### Data extracts
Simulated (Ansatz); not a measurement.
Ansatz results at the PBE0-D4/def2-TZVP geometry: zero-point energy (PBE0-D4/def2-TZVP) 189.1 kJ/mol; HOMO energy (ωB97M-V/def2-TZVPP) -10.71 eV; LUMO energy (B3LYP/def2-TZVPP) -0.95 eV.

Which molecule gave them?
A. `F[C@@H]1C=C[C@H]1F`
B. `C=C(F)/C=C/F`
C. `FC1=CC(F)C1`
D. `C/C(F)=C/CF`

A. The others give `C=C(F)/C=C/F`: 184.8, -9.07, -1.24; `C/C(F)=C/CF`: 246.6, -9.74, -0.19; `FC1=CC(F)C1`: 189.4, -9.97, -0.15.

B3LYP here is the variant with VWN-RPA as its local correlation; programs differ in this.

### Work instruction
Copy out the entries exactly. Begin at the first line and end with the line that has "A. The others".

### Response area
Simulated (Ansatz); not a measurement.
Ansatz results at the PBE0-D4/def2-TZVP geometry: zero-point energy (PBE0-D4/def2-TZVP) 189.1 kJ/mol; HOMO energy (ωB97M-V/def2-TZVPP) -10.71 eV; LUMO energy (B3LYP/def2-TZVPP) -0.95 eV.

Which molecule gave them?
A. `F[C@@H]1C=C[C@H]1F`
B. `C=C(F)/C=C/F`
C. `FC1=CC(F)C1`
D. `C/C(F)=C/CF`

A. The others give `C=C(F)/C=C/F`: 184.8, -9.07, -1.24; `C/C(F)=C/CF`: 246.6, -9.74, -0.19; `FC1=CC(F)C1`: 189.4, -9.97, -0.15.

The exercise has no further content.